■ Records provided:
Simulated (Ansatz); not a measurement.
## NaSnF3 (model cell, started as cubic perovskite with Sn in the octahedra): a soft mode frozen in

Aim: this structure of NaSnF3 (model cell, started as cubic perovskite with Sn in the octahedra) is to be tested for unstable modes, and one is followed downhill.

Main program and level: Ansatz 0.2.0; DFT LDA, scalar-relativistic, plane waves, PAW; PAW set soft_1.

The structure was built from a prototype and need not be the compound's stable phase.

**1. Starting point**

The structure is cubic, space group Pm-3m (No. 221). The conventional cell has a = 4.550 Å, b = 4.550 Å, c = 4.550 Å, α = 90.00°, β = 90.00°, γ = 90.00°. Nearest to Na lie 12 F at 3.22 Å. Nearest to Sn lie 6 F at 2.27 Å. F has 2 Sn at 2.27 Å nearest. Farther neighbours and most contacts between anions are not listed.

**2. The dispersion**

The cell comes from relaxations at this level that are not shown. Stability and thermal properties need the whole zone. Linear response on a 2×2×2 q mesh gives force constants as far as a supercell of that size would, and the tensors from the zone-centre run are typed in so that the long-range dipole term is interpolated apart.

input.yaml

■ Assigned task: Give the listing again. Leave every word as it stands.

■ Answer box:
Simulated (Ansatz); not a measurement.
## NaSnF3 (model cell, started as cubic perovskite with Sn in the octahedra): a soft mode frozen in

Aim: this structure of NaSnF3 (model cell, started as cubic perovskite with Sn in the octahedra) is to be tested for unstable modes, and one is followed downhill.

Main program and level: Ansatz 0.2.0; DFT LDA, scalar-relativistic, plane waves, PAW; PAW set soft_1.

The structure was built from a prototype and need not be the compound's stable phase.

**1. Starting point**

The structure is cubic, space group Pm-3m (No. 221). The conventional cell has a = 4.550 Å, b = 4.550 Å, c = 4.550 Å, α = 90.00°, β = 90.00°, γ = 90.00°. Nearest to Na lie 12 F at 3.22 Å. Nearest to Sn lie 6 F at 2.27 Å. F has 2 Sn at 2.27 Å nearest. Farther neighbours and most contacts between anions are not listed.

**2. The dispersion**

The cell comes from relaxations at this level that are not shown. Stability and thermal properties need the whole zone. Linear response on a 2×2×2 q mesh gives force constants as far as a supercell of that size would, and the tensors from the zone-centre run are typed in so that the long-range dipole term is interpolated apart.

input.yaml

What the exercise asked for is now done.